Assigned task »
The line that contains "8.09 | 8.09 |" marks the end: retype the data below exactly from its first line through that line.

Given information »
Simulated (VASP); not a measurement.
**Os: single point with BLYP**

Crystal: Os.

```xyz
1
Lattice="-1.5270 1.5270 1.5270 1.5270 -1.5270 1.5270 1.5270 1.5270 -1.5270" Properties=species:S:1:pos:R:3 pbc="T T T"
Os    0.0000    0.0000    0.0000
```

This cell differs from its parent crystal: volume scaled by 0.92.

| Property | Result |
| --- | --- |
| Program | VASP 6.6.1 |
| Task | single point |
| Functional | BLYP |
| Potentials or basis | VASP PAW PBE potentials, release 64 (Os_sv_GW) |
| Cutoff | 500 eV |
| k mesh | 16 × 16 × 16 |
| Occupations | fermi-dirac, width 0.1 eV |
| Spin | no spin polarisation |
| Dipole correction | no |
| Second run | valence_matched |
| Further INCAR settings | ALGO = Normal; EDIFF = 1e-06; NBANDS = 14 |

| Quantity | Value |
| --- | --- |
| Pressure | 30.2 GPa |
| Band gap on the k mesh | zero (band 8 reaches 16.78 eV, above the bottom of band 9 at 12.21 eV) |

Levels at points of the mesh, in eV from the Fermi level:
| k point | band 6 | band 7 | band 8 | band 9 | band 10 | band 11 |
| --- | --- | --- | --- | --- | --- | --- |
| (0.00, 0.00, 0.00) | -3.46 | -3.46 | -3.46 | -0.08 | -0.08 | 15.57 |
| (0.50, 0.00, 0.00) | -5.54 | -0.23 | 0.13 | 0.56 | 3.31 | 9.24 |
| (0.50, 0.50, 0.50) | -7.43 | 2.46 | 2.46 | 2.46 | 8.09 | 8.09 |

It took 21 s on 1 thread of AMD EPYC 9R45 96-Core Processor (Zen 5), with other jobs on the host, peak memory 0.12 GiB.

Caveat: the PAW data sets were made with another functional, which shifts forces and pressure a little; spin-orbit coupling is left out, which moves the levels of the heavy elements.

Result »
Simulated (VASP); not a measurement.
**Os: single point with BLYP**

Crystal: Os.

```xyz
1
Lattice="-1.5270 1.5270 1.5270 1.5270 -1.5270 1.5270 1.5270 1.5270 -1.5270" Properties=species:S:1:pos:R:3 pbc="T T T"
Os    0.0000    0.0000    0.0000
```

This cell differs from its parent crystal: volume scaled by 0.92.

| Property | Result |
| --- | --- |
| Program | VASP 6.6.1 |
| Task | single point |
| Functional | BLYP |
| Potentials or basis | VASP PAW PBE potentials, release 64 (Os_sv_GW) |
| Cutoff | 500 eV |
| k mesh | 16 × 16 × 16 |
| Occupations | fermi-dirac, width 0.1 eV |
| Spin | no spin polarisation |
| Dipole correction | no |
| Second run | valence_matched |
| Further INCAR settings | ALGO = Normal; EDIFF = 1e-06; NBANDS = 14 |

| Quantity | Value |
| --- | --- |
| Pressure | 30.2 GPa |
| Band gap on the k mesh | zero (band 8 reaches 16.78 eV, above the bottom of band 9 at 12.21 eV) |

Levels at points of the mesh, in eV from the Fermi level:
| k point | band 6 | band 7 | band 8 | band 9 | band 10 | band 11 |
| --- | --- | --- | --- | --- | --- | --- |
| (0.00, 0.00, 0.00) | -3.46 | -3.46 | -3.46 | -0.08 | -0.08 | 15.57 |
| (0.50, 0.00, 0.00) | -5.54 | -0.23 | 0.13 | 0.56 | 3.31 | 9.24 |
| (0.50, 0.50, 0.50) | -7.43 | 2.46 | 2.46 | 2.46 | 8.09 | 8.09 |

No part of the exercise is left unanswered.